═════ Stored data ═════

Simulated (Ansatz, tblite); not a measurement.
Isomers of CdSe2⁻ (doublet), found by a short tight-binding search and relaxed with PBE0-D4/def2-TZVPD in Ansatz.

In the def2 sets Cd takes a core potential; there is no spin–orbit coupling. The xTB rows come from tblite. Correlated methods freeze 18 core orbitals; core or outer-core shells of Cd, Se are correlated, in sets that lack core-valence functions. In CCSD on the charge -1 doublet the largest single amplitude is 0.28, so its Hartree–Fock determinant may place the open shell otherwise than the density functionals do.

═════

* _Requirement_
Exact copies of all the lines above are required.

* _Exercise output_
Simulated (Ansatz, tblite); not a measurement.
Isomers of CdSe2⁻ (doublet), found by a short tight-binding search and relaxed with PBE0-D4/def2-TZVPD in Ansatz.

In the def2 sets Cd takes a core potential; there is no spin–orbit coupling. The xTB rows come from tblite. Correlated methods freeze 18 core orbitals; core or outer-core shells of Cd, Se are correlated, in sets that lack core-valence functions. In CCSD on the charge -1 doublet the largest single amplitude is 0.28, so its Hartree–Fock determinant may place the open shell otherwise than the density functionals do.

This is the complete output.